[Start of section]
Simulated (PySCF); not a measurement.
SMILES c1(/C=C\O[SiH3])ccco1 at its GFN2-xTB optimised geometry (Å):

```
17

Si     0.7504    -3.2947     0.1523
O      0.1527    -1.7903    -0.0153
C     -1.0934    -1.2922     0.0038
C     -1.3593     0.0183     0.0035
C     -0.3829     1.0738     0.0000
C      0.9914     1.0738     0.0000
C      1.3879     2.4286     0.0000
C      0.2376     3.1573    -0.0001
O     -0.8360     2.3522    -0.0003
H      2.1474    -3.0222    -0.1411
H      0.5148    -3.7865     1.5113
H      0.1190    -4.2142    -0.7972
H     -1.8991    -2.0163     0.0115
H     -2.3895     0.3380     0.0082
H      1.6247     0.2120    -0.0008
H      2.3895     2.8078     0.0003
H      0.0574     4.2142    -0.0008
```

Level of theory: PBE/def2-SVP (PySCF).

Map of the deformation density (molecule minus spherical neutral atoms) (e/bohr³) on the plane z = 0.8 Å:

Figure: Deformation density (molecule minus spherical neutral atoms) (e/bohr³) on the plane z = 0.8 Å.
[End of section]

• **Assignment**:
Start at the first line of the entries above. Set down each line exactly through the one with "Map of the deformation", and stop there.

• **Reply**:
Simulated (PySCF); not a measurement.
SMILES c1(/C=C\O[SiH3])ccco1 at its GFN2-xTB optimised geometry (Å):

```
17

Si     0.7504    -3.2947     0.1523
O      0.1527    -1.7903    -0.0153
C     -1.0934    -1.2922     0.0038
C     -1.3593     0.0183     0.0035
C     -0.3829     1.0738     0.0000
C      0.9914     1.0738     0.0000
C      1.3879     2.4286     0.0000
C      0.2376     3.1573    -0.0001
O     -0.8360     2.3522    -0.0003
H      2.1474    -3.0222    -0.1411
H      0.5148    -3.7865     1.5113
H      0.1190    -4.2142    -0.7972
H     -1.8991    -2.0163     0.0115
H     -2.3895     0.3380     0.0082
H      1.6247     0.2120    -0.0008
H      2.3895     2.8078     0.0003
H      0.0574     4.2142    -0.0008
```

Level of theory: PBE/def2-SVP (PySCF).

Map of the deformation density (molecule minus spherical neutral atoms) (e/bohr³) on the plane z = 0.8 Å:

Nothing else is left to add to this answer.